═══ DATASET EXTRACT ═══

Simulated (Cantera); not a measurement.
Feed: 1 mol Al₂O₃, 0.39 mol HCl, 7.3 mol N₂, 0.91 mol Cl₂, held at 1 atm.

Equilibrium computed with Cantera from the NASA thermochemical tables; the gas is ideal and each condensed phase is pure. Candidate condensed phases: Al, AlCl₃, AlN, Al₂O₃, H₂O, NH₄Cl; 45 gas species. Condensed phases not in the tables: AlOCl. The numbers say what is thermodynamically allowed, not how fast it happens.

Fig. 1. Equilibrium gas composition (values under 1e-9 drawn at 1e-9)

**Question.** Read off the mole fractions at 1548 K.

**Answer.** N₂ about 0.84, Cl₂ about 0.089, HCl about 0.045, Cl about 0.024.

═══

• ASSIGNED TASK:
Repeat every entry exactly, leaving nothing out.

• PROBLEM SOLUTION:
Simulated (Cantera); not a measurement.
Feed: 1 mol Al₂O₃, 0.39 mol HCl, 7.3 mol N₂, 0.91 mol Cl₂, held at 1 atm.

Equilibrium computed with Cantera from the NASA thermochemical tables; the gas is ideal and each condensed phase is pure. Candidate condensed phases: Al, AlCl₃, AlN, Al₂O₃, H₂O, NH₄Cl; 45 gas species. Condensed phases not in the tables: AlOCl. The numbers say what is thermodynamically allowed, not how fast it happens.

Fig. 1. Equilibrium gas composition (values under 1e-9 drawn at 1e-9)

**Question.** Read off the mole fractions at 1548 K.

**Answer.** N₂ about 0.84, Cl₂ about 0.089, HCl about 0.045, Cl about 0.024.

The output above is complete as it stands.